REQUIREMENT: Only one stretch of the data below is wanted: the lines from the one with "## (1) The cell of the first run" through the one with "The structure is", repeated exactly.

-*-

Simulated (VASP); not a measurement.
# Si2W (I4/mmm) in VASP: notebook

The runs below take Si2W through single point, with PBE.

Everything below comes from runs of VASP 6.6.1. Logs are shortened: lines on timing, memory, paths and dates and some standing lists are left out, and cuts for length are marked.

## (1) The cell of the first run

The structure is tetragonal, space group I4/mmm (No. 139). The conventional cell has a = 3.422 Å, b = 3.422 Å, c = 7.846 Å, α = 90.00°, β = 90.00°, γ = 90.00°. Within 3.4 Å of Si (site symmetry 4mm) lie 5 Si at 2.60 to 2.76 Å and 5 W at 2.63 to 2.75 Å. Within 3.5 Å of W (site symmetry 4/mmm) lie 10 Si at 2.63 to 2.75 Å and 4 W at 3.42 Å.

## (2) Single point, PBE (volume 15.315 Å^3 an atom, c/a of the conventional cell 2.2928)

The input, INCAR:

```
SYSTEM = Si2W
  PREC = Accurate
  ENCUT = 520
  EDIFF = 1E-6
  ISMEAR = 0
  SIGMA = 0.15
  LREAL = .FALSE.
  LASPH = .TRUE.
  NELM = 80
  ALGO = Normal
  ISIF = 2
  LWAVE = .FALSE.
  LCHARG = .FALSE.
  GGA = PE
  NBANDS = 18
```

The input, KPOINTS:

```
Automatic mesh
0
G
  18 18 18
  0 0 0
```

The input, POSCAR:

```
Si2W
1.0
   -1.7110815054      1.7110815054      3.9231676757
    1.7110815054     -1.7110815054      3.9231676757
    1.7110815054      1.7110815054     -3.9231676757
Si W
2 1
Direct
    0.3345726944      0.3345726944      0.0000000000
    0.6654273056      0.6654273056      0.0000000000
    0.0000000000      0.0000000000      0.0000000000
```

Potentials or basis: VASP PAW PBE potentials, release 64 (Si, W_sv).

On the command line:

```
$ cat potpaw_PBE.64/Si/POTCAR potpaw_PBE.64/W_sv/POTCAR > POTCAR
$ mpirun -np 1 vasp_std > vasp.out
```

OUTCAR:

-*-

RESULT:
## (1) The cell of the first run

The structure is tetragonal, space group I4/mmm (No. 139). The conventional cell has a = 3.422 Å, b = 3.422 Å, c = 7.846 Å, α = 90.00°, β = 90.00°, γ = 90.00°. Within 3.4 Å of Si (site symmetry 4mm) lie 5 Si at 2.60 to 2.76 Å and 5 W at 2.63 to 2.75 Å. Within 3.5 Å of W (site symmetry 4/mmm) lie 10 Si at 2.63 to 2.75 Å and 4 W at 3.42 Å.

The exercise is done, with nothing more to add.